(ASSIGNMENT):
Exactly the lines from the first line of the listing through the line containing "All runs: NWChem." should appear in the output, unchanged.

□ □ □
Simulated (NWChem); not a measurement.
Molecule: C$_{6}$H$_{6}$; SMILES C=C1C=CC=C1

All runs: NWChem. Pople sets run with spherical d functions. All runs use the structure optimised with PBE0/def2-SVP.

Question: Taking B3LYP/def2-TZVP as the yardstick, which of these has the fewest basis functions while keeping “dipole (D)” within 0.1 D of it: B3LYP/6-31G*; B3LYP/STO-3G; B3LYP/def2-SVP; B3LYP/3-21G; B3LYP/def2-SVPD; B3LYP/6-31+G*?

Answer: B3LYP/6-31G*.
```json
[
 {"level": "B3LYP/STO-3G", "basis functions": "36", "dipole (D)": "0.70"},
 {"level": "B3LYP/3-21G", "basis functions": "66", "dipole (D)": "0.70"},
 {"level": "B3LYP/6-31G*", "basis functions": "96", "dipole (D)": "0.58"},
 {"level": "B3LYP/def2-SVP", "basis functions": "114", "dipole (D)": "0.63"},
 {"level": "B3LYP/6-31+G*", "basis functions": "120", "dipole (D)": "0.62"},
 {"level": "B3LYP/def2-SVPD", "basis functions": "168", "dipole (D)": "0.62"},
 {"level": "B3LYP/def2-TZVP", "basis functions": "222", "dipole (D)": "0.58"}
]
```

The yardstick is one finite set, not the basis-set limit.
□ □ □

(TASK ANSWER):
Simulated (NWChem); not a measurement.
Molecule: C$_{6}$H$_{6}$; SMILES C=C1C=CC=C1

All runs: NWChem. Pople sets run with spherical d functions. All runs use the structure optimised with PBE0/def2-SVP.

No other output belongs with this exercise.